Data listing:
________

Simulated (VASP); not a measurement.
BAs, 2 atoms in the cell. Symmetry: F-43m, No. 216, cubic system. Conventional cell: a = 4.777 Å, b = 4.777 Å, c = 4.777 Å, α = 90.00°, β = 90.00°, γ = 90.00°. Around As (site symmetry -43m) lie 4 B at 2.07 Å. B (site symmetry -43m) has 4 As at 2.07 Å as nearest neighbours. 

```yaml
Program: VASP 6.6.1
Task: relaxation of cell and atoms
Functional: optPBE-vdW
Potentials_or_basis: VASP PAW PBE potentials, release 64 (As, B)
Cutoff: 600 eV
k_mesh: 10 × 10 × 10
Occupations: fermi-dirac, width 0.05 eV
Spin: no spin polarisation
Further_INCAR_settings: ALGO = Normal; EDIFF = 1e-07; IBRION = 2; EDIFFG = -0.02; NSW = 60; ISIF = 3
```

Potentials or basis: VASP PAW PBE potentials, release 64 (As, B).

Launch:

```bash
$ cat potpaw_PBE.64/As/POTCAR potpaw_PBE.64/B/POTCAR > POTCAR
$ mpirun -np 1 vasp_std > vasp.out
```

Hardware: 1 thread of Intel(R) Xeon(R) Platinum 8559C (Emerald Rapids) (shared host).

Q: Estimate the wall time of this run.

________

Action item: Restate the records above word for word.

Task solution:
Simulated (VASP); not a measurement.
BAs, 2 atoms in the cell. Symmetry: F-43m, No. 216, cubic system. Conventional cell: a = 4.777 Å, b = 4.777 Å, c = 4.777 Å, α = 90.00°, β = 90.00°, γ = 90.00°. Around As (site symmetry -43m) lie 4 B at 2.07 Å. B (site symmetry -43m) has 4 As at 2.07 Å as nearest neighbours. 

```yaml
Program: VASP 6.6.1
Task: relaxation of cell and atoms
Functional: optPBE-vdW
Potentials_or_basis: VASP PAW PBE potentials, release 64 (As, B)
Cutoff: 600 eV
k_mesh: 10 × 10 × 10
Occupations: fermi-dirac, width 0.05 eV
Spin: no spin polarisation
Further_INCAR_settings: ALGO = Normal; EDIFF = 1e-07; IBRION = 2; EDIFFG = -0.02; NSW = 60; ISIF = 3
```

Potentials or basis: VASP PAW PBE potentials, release 64 (As, B).

Launch:

```bash
$ cat potpaw_PBE.64/As/POTCAR potpaw_PBE.64/B/POTCAR > POTCAR
$ mpirun -np 1 vasp_std > vasp.out
```

Hardware: 1 thread of Intel(R) Xeon(R) Platinum 8559C (Emerald Rapids) (shared host).

Q: Estimate the wall time of this run.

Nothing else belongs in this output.